= Beginning of Section =
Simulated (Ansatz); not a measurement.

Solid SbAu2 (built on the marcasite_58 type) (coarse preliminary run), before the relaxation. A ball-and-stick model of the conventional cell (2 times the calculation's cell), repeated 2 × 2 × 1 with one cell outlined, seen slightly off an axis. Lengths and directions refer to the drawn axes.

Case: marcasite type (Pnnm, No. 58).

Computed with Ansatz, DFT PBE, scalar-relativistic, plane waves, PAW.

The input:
= End of Section =

## Work item
Return the material above in full, exactly as written.

## Task result
Simulated (Ansatz); not a measurement.

Solid SbAu2 (built on the marcasite_58 type) (coarse preliminary run), before the relaxation. A ball-and-stick model of the conventional cell (2 times the calculation's cell), repeated 2 × 2 × 1 with one cell outlined, seen slightly off an axis. Lengths and directions refer to the drawn axes.

Case: marcasite type (Pnnm, No. 58).

Computed with Ansatz, DFT PBE, scalar-relativistic, plane waves, PAW.

The input:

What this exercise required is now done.